[ASSIGNMENT] The entries that follow include a run beginning at the line with "### Question" and ending at the line with "C, Hf2C, P4/nmm"; restate that run word for word and leave the rest out.

[STUDY MATERIAL]
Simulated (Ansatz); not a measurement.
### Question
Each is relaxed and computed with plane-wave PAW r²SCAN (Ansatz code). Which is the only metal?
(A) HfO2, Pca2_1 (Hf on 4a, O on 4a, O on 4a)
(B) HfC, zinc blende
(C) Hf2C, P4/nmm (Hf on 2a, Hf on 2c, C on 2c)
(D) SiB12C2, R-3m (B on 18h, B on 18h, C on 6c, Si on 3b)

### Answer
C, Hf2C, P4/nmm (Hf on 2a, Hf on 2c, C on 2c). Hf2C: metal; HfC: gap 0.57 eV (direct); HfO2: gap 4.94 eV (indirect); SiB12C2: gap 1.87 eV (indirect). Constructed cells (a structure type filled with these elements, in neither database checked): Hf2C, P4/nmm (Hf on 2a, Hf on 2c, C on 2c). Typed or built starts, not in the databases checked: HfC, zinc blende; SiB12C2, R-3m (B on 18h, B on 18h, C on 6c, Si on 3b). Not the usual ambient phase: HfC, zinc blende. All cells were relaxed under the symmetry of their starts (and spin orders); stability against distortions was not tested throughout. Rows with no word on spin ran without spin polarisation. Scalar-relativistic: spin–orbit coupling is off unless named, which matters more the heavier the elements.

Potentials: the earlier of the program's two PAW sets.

[EXERCISE ANSWER]
### Question
Each is relaxed and computed with plane-wave PAW r²SCAN (Ansatz code). Which is the only metal?
(A) HfO2, Pca2_1 (Hf on 4a, O on 4a, O on 4a)
(B) HfC, zinc blende
(C) Hf2C, P4/nmm (Hf on 2a, Hf on 2c, C on 2c)
(D) SiB12C2, R-3m (B on 18h, B on 18h, C on 6c, Si on 3b)

### Answer
C, Hf2C, P4/nmm (Hf on 2a, Hf on 2c, C on 2c). Hf2C: metal; HfC: gap 0.57 eV (direct); HfO2: gap 4.94 eV (indirect); SiB12C2: gap 1.87 eV (indirect). Constructed cells (a structure type filled with these elements, in neither database checked): Hf2C, P4/nmm (Hf on 2a, Hf on 2c, C on 2c). Typed or built starts, not in the databases checked: HfC, zinc blende; SiB12C2, R-3m (B on 18h, B on 18h, C on 6c, Si on 3b). Not the usual ambient phase: HfC, zinc blende. All cells were relaxed under the symmetry of their starts (and spin orders); stability against distortions was not tested throughout. Rows with no word on spin ran without spin polarisation. Scalar-relativistic: spin–orbit coupling is off unless named, which matters more the heavier the elements.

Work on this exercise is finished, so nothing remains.